Assignment:
Below this line is a set of entries; quote exactly the lines from the line that contains "the atoms |" to the line that contains "-0.03; NSW = 70 |", both lines included.

Information given:
============================================================
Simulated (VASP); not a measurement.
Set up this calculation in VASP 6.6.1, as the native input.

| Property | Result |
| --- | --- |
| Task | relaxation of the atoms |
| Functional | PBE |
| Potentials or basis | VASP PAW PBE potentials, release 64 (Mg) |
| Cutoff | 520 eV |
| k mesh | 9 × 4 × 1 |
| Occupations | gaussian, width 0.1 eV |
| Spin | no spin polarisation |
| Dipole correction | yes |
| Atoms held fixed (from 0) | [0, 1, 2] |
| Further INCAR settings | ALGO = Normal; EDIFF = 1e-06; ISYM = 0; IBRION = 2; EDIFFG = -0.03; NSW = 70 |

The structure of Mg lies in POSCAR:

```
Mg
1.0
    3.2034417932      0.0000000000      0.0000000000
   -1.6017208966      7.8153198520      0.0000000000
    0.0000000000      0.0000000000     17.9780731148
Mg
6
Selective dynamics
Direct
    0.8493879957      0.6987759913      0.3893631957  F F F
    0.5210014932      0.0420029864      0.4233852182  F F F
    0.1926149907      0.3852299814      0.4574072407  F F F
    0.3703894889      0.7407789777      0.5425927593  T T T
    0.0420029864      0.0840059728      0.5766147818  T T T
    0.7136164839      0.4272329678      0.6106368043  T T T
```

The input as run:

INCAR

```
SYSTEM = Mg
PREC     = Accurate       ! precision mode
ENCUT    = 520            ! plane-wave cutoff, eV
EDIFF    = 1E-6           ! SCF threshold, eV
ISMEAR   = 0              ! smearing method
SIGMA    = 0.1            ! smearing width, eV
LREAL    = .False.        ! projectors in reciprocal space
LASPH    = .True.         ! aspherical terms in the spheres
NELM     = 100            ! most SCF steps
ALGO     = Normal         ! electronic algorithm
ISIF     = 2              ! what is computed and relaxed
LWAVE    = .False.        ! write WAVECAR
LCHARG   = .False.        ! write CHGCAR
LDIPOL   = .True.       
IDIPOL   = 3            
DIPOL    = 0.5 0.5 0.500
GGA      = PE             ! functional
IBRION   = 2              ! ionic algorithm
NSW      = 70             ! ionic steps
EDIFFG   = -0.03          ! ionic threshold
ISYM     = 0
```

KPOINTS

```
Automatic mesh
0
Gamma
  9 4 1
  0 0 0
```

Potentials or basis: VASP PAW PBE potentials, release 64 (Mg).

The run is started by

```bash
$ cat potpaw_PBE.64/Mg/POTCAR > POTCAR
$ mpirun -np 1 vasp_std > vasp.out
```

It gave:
============================================================

Exercise output:
| Task | relaxation of the atoms |
| Functional | PBE |
| Potentials or basis | VASP PAW PBE potentials, release 64 (Mg) |
| Cutoff | 520 eV |
| k mesh | 9 × 4 × 1 |
| Occupations | gaussian, width 0.1 eV |
| Spin | no spin polarisation |
| Dipole correction | yes |
| Atoms held fixed (from 0) | [0, 1, 2] |
| Further INCAR settings | ALGO = Normal; EDIFF = 1e-06; ISYM = 0; IBRION = 2; EDIFFG = -0.03; NSW = 70 |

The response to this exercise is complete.